▸ **Work request**:
Reproduce the section of the listing that begins at the line containing "Potentials or basis: VASP" and finishes at the line containing "Caveat: atoms lie". Include both end lines and nothing beyond them.

▸ **Information**:
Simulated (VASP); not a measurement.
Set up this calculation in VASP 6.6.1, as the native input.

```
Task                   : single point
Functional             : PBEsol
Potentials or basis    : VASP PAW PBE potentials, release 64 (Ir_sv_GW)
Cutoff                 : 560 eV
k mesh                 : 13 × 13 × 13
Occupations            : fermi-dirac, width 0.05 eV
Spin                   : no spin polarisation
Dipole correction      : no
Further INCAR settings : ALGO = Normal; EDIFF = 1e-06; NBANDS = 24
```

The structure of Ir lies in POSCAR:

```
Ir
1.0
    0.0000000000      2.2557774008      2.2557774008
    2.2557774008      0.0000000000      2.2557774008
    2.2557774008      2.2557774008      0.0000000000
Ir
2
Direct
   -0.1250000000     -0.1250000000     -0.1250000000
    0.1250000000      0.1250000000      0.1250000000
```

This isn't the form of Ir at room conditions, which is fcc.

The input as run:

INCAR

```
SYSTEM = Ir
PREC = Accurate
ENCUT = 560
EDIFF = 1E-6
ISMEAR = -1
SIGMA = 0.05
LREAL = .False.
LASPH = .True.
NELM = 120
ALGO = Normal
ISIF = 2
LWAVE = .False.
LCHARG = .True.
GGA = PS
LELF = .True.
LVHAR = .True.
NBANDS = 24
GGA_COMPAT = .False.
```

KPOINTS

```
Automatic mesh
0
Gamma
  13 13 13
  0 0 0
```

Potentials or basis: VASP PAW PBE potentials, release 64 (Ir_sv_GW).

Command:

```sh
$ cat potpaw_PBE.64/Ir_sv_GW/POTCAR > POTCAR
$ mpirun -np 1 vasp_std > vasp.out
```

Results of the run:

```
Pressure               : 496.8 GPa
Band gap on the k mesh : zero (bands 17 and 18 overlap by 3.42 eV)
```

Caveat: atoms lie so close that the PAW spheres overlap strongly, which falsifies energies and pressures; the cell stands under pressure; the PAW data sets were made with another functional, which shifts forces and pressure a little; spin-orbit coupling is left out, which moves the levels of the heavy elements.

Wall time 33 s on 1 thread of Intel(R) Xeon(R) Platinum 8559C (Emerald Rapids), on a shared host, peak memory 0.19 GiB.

▸ **Task result**:
Potentials or basis: VASP PAW PBE potentials, release 64 (Ir_sv_GW).

Command:

```sh
$ cat potpaw_PBE.64/Ir_sv_GW/POTCAR > POTCAR
$ mpirun -np 1 vasp_std > vasp.out
```

Results of the run:

```
Pressure               : 496.8 GPa
Band gap on the k mesh : zero (bands 17 and 18 overlap by 3.42 eV)
```

Caveat: atoms lie so close that the PAW spheres overlap strongly, which falsifies energies and pressures; the cell stands under pressure; the PAW data sets were made with another functional, which shifts forces and pressure a little; spin-orbit coupling is left out, which moves the levels of the heavy elements.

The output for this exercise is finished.